◆ Dataset ◆
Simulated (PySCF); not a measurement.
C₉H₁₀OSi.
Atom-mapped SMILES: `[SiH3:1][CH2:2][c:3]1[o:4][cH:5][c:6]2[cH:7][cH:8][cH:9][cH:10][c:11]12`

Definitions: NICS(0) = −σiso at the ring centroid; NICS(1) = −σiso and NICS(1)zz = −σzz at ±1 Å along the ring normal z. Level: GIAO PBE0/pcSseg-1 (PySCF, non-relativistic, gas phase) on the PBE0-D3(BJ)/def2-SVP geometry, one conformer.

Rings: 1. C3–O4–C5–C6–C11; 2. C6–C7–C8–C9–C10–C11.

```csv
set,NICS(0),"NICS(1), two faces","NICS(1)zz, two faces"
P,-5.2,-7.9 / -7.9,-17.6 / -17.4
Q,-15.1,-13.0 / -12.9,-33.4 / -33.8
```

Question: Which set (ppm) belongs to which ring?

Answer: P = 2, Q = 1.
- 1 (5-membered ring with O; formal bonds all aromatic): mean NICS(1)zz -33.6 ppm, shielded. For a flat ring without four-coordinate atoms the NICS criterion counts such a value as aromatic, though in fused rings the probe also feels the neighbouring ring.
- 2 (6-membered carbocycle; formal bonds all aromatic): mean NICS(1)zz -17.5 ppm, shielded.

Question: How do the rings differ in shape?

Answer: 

◆ Work instruction ◆
The data is to be given again in full, with every line exact.

◆ Response area ◆
Simulated (PySCF); not a measurement.
C₉H₁₀OSi.
Atom-mapped SMILES: `[SiH3:1][CH2:2][c:3]1[o:4][cH:5][c:6]2[cH:7][cH:8][cH:9][cH:10][c:11]12`

Definitions: NICS(0) = −σiso at the ring centroid; NICS(1) = −σiso and NICS(1)zz = −σzz at ±1 Å along the ring normal z. Level: GIAO PBE0/pcSseg-1 (PySCF, non-relativistic, gas phase) on the PBE0-D3(BJ)/def2-SVP geometry, one conformer.

Rings: 1. C3–O4–C5–C6–C11; 2. C6–C7–C8–C9–C10–C11.

```csv
set,NICS(0),"NICS(1), two faces","NICS(1)zz, two faces"
P,-5.2,-7.9 / -7.9,-17.6 / -17.4
Q,-15.1,-13.0 / -12.9,-33.4 / -33.8
```

Question: Which set (ppm) belongs to which ring?

Answer: P = 2, Q = 1.
- 1 (5-membered ring with O; formal bonds all aromatic): mean NICS(1)zz -33.6 ppm, shielded. For a flat ring without four-coordinate atoms the NICS criterion counts such a value as aromatic, though in fused rings the probe also feels the neighbouring ring.
- 2 (6-membered carbocycle; formal bonds all aromatic): mean NICS(1)zz -17.5 ppm, shielded.

Question: How do the rings differ in shape?

Answer: 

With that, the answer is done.